• [Supplied data]
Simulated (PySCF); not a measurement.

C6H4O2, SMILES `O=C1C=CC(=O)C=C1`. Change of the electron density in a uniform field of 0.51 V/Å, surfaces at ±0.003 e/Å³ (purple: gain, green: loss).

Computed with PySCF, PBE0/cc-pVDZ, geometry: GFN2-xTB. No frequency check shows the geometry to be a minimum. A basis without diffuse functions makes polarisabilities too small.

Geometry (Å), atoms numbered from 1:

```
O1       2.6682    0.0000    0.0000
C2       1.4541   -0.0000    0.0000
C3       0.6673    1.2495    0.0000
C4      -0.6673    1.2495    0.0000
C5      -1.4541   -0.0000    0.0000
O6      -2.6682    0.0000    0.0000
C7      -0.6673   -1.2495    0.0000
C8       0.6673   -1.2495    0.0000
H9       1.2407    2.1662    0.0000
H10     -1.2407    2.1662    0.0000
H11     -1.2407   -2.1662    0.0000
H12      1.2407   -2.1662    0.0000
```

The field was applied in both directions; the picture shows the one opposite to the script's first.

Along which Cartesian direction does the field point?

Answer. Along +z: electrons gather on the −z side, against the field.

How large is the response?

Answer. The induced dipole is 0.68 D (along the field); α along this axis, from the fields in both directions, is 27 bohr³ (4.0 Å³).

• [Work item]
Retype every line of the listing, word for word, from its opening line to the line that holds "How large is the response?", and include that last line too.

• [Reply]
Simulated (PySCF); not a measurement.

C6H4O2, SMILES `O=C1C=CC(=O)C=C1`. Change of the electron density in a uniform field of 0.51 V/Å, surfaces at ±0.003 e/Å³ (purple: gain, green: loss).

Computed with PySCF, PBE0/cc-pVDZ, geometry: GFN2-xTB. No frequency check shows the geometry to be a minimum. A basis without diffuse functions makes polarisabilities too small.

Geometry (Å), atoms numbered from 1:

```
O1       2.6682    0.0000    0.0000
C2       1.4541   -0.0000    0.0000
C3       0.6673    1.2495    0.0000
C4      -0.6673    1.2495    0.0000
C5      -1.4541   -0.0000    0.0000
O6      -2.6682    0.0000    0.0000
C7      -0.6673   -1.2495    0.0000
C8       0.6673   -1.2495    0.0000
H9       1.2407    2.1662    0.0000
H10     -1.2407    2.1662    0.0000
H11     -1.2407   -2.1662    0.0000
H12      1.2407   -2.1662    0.0000
```

The field was applied in both directions; the picture shows the one opposite to the script's first.

Along which Cartesian direction does the field point?

Answer. Along +z: electrons gather on the −z side, against the field.

How large is the response?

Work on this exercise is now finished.